[GIVEN ENTRIES]
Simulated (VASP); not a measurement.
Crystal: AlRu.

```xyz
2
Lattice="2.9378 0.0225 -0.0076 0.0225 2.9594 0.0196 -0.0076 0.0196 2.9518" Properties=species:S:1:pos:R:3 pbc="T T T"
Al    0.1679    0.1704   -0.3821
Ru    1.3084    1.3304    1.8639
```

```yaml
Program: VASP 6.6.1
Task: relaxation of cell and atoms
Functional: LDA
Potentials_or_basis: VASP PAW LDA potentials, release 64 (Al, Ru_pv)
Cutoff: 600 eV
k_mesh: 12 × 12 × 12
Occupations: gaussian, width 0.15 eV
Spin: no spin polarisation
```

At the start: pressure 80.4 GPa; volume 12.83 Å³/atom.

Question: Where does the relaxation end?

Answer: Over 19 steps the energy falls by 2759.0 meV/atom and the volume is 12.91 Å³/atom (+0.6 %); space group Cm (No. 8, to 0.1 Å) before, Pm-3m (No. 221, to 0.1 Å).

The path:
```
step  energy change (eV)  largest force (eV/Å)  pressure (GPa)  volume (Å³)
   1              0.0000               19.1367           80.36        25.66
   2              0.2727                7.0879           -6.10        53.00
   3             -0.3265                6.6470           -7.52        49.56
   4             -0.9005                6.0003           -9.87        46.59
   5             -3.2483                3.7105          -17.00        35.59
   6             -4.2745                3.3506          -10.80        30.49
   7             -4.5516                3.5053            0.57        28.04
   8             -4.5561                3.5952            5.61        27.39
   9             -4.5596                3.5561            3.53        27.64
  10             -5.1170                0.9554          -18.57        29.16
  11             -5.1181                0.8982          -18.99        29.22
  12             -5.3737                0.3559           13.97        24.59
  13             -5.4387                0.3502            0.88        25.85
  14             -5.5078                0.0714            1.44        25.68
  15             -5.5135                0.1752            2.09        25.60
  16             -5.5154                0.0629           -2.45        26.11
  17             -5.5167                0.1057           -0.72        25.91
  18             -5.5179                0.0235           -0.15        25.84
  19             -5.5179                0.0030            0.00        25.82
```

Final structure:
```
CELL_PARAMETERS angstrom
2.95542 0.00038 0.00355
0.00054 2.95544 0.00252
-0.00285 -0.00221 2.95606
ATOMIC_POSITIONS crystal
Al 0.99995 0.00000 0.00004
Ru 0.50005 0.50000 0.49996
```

[EXERCISE]
Please print verbatim each line from the first line of the entries above to the line that contains "At the start: pressure", inclusive, and nothing more.

[TASK ANSWER]
Simulated (VASP); not a measurement.
Crystal: AlRu.

```xyz
2
Lattice="2.9378 0.0225 -0.0076 0.0225 2.9594 0.0196 -0.0076 0.0196 2.9518" Properties=species:S:1:pos:R:3 pbc="T T T"
Al    0.1679    0.1704   -0.3821
Ru    1.3084    1.3304    1.8639
```

```yaml
Program: VASP 6.6.1
Task: relaxation of cell and atoms
Functional: LDA
Potentials_or_basis: VASP PAW LDA potentials, release 64 (Al, Ru_pv)
Cutoff: 600 eV
k_mesh: 12 × 12 × 12
Occupations: gaussian, width 0.15 eV
Spin: no spin polarisation
```

At the start: pressure 80.4 GPa; volume 12.83 Å³/atom.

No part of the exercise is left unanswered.